__Assigned task__:
How does the data below read from its first line through the line containing "A k mesh can miss the band edges."? Print those lines exactly.

__Records supplied__:
Start of Block
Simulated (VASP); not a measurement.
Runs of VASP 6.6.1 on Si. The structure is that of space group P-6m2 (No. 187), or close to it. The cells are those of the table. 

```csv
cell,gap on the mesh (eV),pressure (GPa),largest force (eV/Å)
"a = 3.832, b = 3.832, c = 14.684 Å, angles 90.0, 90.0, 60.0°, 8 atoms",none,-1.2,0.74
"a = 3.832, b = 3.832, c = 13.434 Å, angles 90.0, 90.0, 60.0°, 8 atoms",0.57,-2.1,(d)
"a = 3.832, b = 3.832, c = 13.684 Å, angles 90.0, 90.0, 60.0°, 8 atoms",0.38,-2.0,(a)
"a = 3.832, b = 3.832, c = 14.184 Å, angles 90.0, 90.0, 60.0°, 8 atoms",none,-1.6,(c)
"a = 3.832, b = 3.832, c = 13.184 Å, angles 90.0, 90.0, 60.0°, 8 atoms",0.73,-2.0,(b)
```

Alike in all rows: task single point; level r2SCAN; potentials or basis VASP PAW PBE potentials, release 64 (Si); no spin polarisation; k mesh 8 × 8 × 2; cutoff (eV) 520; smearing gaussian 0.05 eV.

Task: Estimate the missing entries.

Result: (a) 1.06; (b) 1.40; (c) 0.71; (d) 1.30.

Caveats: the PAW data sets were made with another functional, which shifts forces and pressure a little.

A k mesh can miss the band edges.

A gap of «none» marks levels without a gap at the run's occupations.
End of Block

__Exercise solution__:
Simulated (VASP); not a measurement.
Runs of VASP 6.6.1 on Si. The structure is that of space group P-6m2 (No. 187), or close to it. The cells are those of the table. 

```csv
cell,gap on the mesh (eV),pressure (GPa),largest force (eV/Å)
"a = 3.832, b = 3.832, c = 14.684 Å, angles 90.0, 90.0, 60.0°, 8 atoms",none,-1.2,0.74
"a = 3.832, b = 3.832, c = 13.434 Å, angles 90.0, 90.0, 60.0°, 8 atoms",0.57,-2.1,(d)
"a = 3.832, b = 3.832, c = 13.684 Å, angles 90.0, 90.0, 60.0°, 8 atoms",0.38,-2.0,(a)
"a = 3.832, b = 3.832, c = 14.184 Å, angles 90.0, 90.0, 60.0°, 8 atoms",none,-1.6,(c)
"a = 3.832, b = 3.832, c = 13.184 Å, angles 90.0, 90.0, 60.0°, 8 atoms",0.73,-2.0,(b)
```

Alike in all rows: task single point; level r2SCAN; potentials or basis VASP PAW PBE potentials, release 64 (Si); no spin polarisation; k mesh 8 × 8 × 2; cutoff (eV) 520; smearing gaussian 0.05 eV.

Task: Estimate the missing entries.

Result: (a) 1.06; (b) 1.40; (c) 0.71; (d) 1.30.

Caveats: the PAW data sets were made with another functional, which shifts forces and pressure a little.

A k mesh can miss the band edges.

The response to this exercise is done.